REQUIREMENT: Go through the entries and write each one out again unchanged.

### DATA SUPPLIED ###

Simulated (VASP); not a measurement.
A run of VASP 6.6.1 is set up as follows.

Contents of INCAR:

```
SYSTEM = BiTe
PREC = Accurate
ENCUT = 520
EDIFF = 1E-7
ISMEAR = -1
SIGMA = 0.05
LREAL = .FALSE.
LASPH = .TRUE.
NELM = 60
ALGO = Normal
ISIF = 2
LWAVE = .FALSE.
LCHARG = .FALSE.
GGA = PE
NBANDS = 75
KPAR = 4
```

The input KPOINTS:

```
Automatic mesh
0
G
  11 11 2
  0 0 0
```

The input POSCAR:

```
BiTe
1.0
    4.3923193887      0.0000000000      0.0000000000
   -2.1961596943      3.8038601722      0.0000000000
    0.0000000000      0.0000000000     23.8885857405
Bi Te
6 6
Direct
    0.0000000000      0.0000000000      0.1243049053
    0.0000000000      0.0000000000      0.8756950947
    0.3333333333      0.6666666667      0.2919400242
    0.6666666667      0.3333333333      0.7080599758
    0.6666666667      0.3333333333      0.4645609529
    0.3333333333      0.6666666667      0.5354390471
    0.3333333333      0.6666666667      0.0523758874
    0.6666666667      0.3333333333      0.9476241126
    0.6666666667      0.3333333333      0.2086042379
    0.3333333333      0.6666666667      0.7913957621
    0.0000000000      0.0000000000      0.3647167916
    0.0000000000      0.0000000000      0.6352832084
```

###

TASK ANSWER:
Simulated (VASP); not a measurement.
A run of VASP 6.6.1 is set up as follows.

Contents of INCAR:

```
SYSTEM = BiTe
PREC = Accurate
ENCUT = 520
EDIFF = 1E-7
ISMEAR = -1
SIGMA = 0.05
LREAL = .FALSE.
LASPH = .TRUE.
NELM = 60
ALGO = Normal
ISIF = 2
LWAVE = .FALSE.
LCHARG = .FALSE.
GGA = PE
NBANDS = 75
KPAR = 4
```

The input KPOINTS:

```
Automatic mesh
0
G
  11 11 2
  0 0 0
```

The input POSCAR:

```
BiTe
1.0
    4.3923193887      0.0000000000      0.0000000000
   -2.1961596943      3.8038601722      0.0000000000
    0.0000000000      0.0000000000     23.8885857405
Bi Te
6 6
Direct
    0.0000000000      0.0000000000      0.1243049053
    0.0000000000      0.0000000000      0.8756950947
    0.3333333333      0.6666666667      0.2919400242
    0.6666666667      0.3333333333      0.7080599758
    0.6666666667      0.3333333333      0.4645609529
    0.3333333333      0.6666666667      0.5354390471
    0.3333333333      0.6666666667      0.0523758874
    0.6666666667      0.3333333333      0.9476241126
    0.6666666667      0.3333333333      0.2086042379
    0.3333333333      0.6666666667      0.7913957621
    0.0000000000      0.0000000000      0.3647167916
    0.0000000000      0.0000000000      0.6352832084
```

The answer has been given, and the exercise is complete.